Beneath this task are records; print exactly the stretch of them from the line with "Computed with PBE-D3(BJ)" through the line with "R-3m (No. 166).", both ends included.

• Supplied material:
BEGIN

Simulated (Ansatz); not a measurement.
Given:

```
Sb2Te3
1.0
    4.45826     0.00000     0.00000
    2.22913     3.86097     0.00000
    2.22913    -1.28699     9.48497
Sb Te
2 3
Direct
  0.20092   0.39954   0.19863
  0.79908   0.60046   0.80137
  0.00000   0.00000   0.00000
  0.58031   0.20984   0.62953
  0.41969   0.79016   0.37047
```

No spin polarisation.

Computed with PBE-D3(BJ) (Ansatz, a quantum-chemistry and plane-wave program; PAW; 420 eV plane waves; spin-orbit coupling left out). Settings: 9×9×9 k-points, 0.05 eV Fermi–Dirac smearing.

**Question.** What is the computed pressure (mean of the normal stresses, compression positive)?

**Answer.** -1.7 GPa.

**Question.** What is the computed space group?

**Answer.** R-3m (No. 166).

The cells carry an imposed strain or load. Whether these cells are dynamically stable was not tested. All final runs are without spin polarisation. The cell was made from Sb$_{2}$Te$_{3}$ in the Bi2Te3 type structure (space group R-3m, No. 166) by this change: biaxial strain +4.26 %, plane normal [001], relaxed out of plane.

END

• Result:
Computed with PBE-D3(BJ) (Ansatz, a quantum-chemistry and plane-wave program; PAW; 420 eV plane waves; spin-orbit coupling left out). Settings: 9×9×9 k-points, 0.05 eV Fermi–Dirac smearing.

**Question.** What is the computed pressure (mean of the normal stresses, compression positive)?

**Answer.** -1.7 GPa.

**Question.** What is the computed space group?

**Answer.** R-3m (No. 166).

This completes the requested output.